Start of DATA FOR ANALYSIS

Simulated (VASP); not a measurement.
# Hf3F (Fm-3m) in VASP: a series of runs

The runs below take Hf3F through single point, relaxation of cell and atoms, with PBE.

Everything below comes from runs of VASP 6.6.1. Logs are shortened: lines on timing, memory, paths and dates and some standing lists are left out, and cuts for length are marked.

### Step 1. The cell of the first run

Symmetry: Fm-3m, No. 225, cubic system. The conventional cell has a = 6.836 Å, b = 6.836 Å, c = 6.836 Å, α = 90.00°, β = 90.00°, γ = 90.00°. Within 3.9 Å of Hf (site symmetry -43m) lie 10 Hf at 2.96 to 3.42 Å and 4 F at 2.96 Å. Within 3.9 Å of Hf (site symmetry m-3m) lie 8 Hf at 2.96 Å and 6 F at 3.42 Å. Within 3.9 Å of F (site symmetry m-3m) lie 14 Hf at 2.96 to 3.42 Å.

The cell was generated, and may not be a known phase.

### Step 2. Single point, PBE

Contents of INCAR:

End of DATA FOR ANALYSIS

§ **ACTION ITEM**
Each record should be returned precisely as written.

§ **EXERCISE RESULT**
Simulated (VASP); not a measurement.
# Hf3F (Fm-3m) in VASP: a series of runs

The runs below take Hf3F through single point, relaxation of cell and atoms, with PBE.

Everything below comes from runs of VASP 6.6.1. Logs are shortened: lines on timing, memory, paths and dates and some standing lists are left out, and cuts for length are marked.

### Step 1. The cell of the first run

Symmetry: Fm-3m, No. 225, cubic system. The conventional cell has a = 6.836 Å, b = 6.836 Å, c = 6.836 Å, α = 90.00°, β = 90.00°, γ = 90.00°. Within 3.9 Å of Hf (site symmetry -43m) lie 10 Hf at 2.96 to 3.42 Å and 4 F at 2.96 Å. Within 3.9 Å of Hf (site symmetry m-3m) lie 8 Hf at 2.96 Å and 6 F at 3.42 Å. Within 3.9 Å of F (site symmetry m-3m) lie 14 Hf at 2.96 to 3.42 Å.

The cell was generated, and may not be a known phase.

### Step 2. Single point, PBE

Contents of INCAR:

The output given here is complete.